• **REQUIREMENT**: Please give back, word for word, only the lines starting at the one containing "Against 21 measured" and ending at the one containing "Reference levels: 3s2" within the material below.

• **DATA UNDER STUDY**:
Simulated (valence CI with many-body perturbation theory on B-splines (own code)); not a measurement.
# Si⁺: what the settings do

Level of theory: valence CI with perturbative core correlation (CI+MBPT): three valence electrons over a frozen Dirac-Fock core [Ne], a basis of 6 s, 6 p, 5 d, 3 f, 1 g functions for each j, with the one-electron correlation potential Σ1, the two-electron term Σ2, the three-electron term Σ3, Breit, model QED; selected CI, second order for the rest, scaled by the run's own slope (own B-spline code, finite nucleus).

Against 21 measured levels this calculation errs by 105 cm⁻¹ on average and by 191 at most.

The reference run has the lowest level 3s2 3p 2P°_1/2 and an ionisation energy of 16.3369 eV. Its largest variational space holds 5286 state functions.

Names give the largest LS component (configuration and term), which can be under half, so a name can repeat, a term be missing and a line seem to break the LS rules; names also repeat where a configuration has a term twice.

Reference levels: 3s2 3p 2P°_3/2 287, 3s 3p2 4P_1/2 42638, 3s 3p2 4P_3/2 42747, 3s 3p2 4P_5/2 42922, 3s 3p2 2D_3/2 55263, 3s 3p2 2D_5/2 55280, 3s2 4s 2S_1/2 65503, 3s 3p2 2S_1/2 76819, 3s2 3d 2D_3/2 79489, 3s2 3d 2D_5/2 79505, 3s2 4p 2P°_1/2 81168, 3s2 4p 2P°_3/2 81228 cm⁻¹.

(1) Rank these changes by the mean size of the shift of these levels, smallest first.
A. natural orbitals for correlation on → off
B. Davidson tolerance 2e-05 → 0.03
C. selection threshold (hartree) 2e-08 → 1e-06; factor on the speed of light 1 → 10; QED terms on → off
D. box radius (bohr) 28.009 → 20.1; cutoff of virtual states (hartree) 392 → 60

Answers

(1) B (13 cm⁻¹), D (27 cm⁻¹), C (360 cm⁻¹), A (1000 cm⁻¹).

• **EXPECTED ANSWER**:
Against 21 measured levels this calculation errs by 105 cm⁻¹ on average and by 191 at most.

The reference run has the lowest level 3s2 3p 2P°_1/2 and an ionisation energy of 16.3369 eV. Its largest variational space holds 5286 state functions.

Names give the largest LS component (configuration and term), which can be under half, so a name can repeat, a term be missing and a line seem to break the LS rules; names also repeat where a configuration has a term twice.

Reference levels: 3s2 3p 2P°_3/2 287, 3s 3p2 4P_1/2 42638, 3s 3p2 4P_3/2 42747, 3s 3p2 4P_5/2 42922, 3s 3p2 2D_3/2 55263, 3s 3p2 2D_5/2 55280, 3s2 4s 2S_1/2 65503, 3s 3p2 2S_1/2 76819, 3s2 3d 2D_3/2 79489, 3s2 3d 2D_5/2 79505, 3s2 4p 2P°_1/2 81168, 3s2 4p 2P°_3/2 81228 cm⁻¹.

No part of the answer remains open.